WORK ORDER — Copy the data below verbatim, leaving no line out.

RAW DATA —

____________________

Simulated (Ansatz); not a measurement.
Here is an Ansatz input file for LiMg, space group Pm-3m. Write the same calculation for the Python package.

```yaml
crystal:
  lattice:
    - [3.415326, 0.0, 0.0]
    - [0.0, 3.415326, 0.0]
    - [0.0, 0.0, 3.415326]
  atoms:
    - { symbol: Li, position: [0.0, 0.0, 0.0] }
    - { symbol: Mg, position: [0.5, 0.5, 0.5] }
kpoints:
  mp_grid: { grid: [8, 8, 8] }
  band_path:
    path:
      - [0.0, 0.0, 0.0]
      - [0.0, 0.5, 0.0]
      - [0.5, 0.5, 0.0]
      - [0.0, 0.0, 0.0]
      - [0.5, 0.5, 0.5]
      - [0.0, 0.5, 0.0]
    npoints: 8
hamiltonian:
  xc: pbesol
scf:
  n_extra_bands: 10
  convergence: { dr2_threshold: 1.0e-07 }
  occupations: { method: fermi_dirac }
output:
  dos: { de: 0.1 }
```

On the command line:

____________________

EXERCISE RESPONSE —
Simulated (Ansatz); not a measurement.
Here is an Ansatz input file for LiMg, space group Pm-3m. Write the same calculation for the Python package.

```yaml
crystal:
  lattice:
    - [3.415326, 0.0, 0.0]
    - [0.0, 3.415326, 0.0]
    - [0.0, 0.0, 3.415326]
  atoms:
    - { symbol: Li, position: [0.0, 0.0, 0.0] }
    - { symbol: Mg, position: [0.5, 0.5, 0.5] }
kpoints:
  mp_grid: { grid: [8, 8, 8] }
  band_path:
    path:
      - [0.0, 0.0, 0.0]
      - [0.0, 0.5, 0.0]
      - [0.5, 0.5, 0.0]
      - [0.0, 0.0, 0.0]
      - [0.5, 0.5, 0.5]
      - [0.0, 0.5, 0.0]
    npoints: 8
hamiltonian:
  xc: pbesol
scf:
  n_extra_bands: 10
  convergence: { dr2_threshold: 1.0e-07 }
  occupations: { method: fermi_dirac }
output:
  dos: { de: 0.1 }
```

On the command line:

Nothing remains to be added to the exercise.